WORK ORDER → Reproduce this listing from its first line through the line with "does it take?", inclusive, leaving out all that follows.

RAW DATA →
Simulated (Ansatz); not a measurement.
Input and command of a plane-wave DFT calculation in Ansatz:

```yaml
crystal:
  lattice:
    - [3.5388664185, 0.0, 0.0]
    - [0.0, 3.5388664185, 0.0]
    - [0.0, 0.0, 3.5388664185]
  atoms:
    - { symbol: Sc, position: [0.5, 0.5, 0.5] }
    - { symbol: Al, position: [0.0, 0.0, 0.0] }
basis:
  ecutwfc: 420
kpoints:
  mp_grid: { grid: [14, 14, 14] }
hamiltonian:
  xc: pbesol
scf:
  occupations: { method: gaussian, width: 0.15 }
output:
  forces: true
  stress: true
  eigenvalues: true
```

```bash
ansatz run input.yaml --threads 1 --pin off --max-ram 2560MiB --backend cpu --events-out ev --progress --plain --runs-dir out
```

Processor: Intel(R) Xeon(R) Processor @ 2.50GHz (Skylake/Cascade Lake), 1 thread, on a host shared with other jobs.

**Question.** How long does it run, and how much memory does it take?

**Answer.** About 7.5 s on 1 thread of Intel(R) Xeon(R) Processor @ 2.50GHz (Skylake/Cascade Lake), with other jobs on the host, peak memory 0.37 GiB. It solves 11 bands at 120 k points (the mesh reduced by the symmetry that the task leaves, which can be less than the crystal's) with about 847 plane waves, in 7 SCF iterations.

SOLUTION →
Simulated (Ansatz); not a measurement.
Input and command of a plane-wave DFT calculation in Ansatz:

```yaml
crystal:
  lattice:
    - [3.5388664185, 0.0, 0.0]
    - [0.0, 3.5388664185, 0.0]
    - [0.0, 0.0, 3.5388664185]
  atoms:
    - { symbol: Sc, position: [0.5, 0.5, 0.5] }
    - { symbol: Al, position: [0.0, 0.0, 0.0] }
basis:
  ecutwfc: 420
kpoints:
  mp_grid: { grid: [14, 14, 14] }
hamiltonian:
  xc: pbesol
scf:
  occupations: { method: gaussian, width: 0.15 }
output:
  forces: true
  stress: true
  eigenvalues: true
```

```bash
ansatz run input.yaml --threads 1 --pin off --max-ram 2560MiB --backend cpu --events-out ev --progress --plain --runs-dir out
```

Processor: Intel(R) Xeon(R) Processor @ 2.50GHz (Skylake/Cascade Lake), 1 thread, on a host shared with other jobs.

**Question.** How long does it run, and how much memory does it take?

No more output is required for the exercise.